#### Dataset entries ####

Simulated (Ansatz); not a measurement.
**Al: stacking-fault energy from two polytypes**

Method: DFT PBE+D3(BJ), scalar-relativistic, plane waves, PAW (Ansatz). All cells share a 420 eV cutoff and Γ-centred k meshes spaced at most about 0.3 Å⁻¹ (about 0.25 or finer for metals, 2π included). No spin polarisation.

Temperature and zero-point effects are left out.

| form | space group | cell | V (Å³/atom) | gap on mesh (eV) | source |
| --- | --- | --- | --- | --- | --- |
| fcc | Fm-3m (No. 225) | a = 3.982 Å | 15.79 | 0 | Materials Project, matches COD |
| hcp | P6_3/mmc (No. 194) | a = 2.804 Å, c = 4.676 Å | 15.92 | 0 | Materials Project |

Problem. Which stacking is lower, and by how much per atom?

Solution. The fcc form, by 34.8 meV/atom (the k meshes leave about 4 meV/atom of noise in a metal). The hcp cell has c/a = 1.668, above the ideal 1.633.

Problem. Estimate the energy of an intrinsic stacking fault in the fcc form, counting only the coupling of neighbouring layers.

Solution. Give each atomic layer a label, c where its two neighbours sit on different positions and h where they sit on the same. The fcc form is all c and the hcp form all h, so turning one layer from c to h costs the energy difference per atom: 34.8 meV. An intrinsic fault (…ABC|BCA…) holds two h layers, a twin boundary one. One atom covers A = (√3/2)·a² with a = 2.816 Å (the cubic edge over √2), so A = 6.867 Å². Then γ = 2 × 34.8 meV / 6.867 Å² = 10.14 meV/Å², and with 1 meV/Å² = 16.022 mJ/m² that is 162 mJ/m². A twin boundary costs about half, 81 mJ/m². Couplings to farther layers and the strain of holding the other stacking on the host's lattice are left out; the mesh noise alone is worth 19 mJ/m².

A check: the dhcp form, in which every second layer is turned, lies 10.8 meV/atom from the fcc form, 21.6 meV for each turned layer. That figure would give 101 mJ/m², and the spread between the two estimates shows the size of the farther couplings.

####

= Exercise =
The first line of the entries above marks where to begin; repeat each line exactly through the one that contains "Problem. Which stacking", and include that line.

= Written response =
Simulated (Ansatz); not a measurement.
**Al: stacking-fault energy from two polytypes**

Method: DFT PBE+D3(BJ), scalar-relativistic, plane waves, PAW (Ansatz). All cells share a 420 eV cutoff and Γ-centred k meshes spaced at most about 0.3 Å⁻¹ (about 0.25 or finer for metals, 2π included). No spin polarisation.

Temperature and zero-point effects are left out.

| form | space group | cell | V (Å³/atom) | gap on mesh (eV) | source |
| --- | --- | --- | --- | --- | --- |
| fcc | Fm-3m (No. 225) | a = 3.982 Å | 15.79 | 0 | Materials Project, matches COD |
| hcp | P6_3/mmc (No. 194) | a = 2.804 Å, c = 4.676 Å | 15.92 | 0 | Materials Project |

Problem. Which stacking is lower, and by how much per atom?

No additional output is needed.